START Supplied records

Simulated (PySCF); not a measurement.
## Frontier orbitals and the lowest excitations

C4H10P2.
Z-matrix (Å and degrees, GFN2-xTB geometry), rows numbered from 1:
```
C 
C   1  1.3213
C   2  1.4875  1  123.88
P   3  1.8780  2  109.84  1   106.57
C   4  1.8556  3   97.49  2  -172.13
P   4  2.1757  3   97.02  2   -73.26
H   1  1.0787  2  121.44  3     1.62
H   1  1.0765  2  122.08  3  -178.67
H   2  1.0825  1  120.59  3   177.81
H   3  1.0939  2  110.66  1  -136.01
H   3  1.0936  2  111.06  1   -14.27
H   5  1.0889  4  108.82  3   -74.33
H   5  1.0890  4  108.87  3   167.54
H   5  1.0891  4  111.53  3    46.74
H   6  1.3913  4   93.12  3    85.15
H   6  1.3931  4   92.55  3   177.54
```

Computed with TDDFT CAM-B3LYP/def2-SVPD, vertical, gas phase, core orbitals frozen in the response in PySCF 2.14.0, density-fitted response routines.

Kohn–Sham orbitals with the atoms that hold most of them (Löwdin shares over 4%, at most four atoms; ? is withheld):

END Supplied records

■ Exercise ■
Copy the material above word for word, taking the first line, the line containing "Computed with TDDFT", and every line between them, and nothing else.

■ Answer area ■
Simulated (PySCF); not a measurement.
## Frontier orbitals and the lowest excitations

C4H10P2.
Z-matrix (Å and degrees, GFN2-xTB geometry), rows numbered from 1:
```
C 
C   1  1.3213
C   2  1.4875  1  123.88
P   3  1.8780  2  109.84  1   106.57
C   4  1.8556  3   97.49  2  -172.13
P   4  2.1757  3   97.02  2   -73.26
H   1  1.0787  2  121.44  3     1.62
H   1  1.0765  2  122.08  3  -178.67
H   2  1.0825  1  120.59  3   177.81
H   3  1.0939  2  110.66  1  -136.01
H   3  1.0936  2  111.06  1   -14.27
H   5  1.0889  4  108.82  3   -74.33
H   5  1.0890  4  108.87  3   167.54
H   5  1.0891  4  111.53  3    46.74
H   6  1.3913  4   93.12  3    85.15
H   6  1.3931  4   92.55  3   177.54
```

Computed with TDDFT CAM-B3LYP/def2-SVPD, vertical, gas phase, core orbitals frozen in the response in PySCF 2.14.0, density-fitted response routines.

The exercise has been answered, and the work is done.